• [Work order] The records that appear below are to be restated word for word.

━━━━━━━━━━━━━━━━━━━━
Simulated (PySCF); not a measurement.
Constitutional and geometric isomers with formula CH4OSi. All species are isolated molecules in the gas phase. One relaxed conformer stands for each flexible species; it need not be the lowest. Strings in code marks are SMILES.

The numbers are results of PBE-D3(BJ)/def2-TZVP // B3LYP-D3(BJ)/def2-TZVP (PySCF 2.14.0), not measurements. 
━━━━━━━━━━━━━━━━━━━━

• [Written solution]
Simulated (PySCF); not a measurement.
Constitutional and geometric isomers with formula CH4OSi. All species are isolated molecules in the gas phase. One relaxed conformer stands for each flexible species; it need not be the lowest. Strings in code marks are SMILES.

The numbers are results of PBE-D3(BJ)/def2-TZVP // B3LYP-D3(BJ)/def2-TZVP (PySCF 2.14.0), not measurements. 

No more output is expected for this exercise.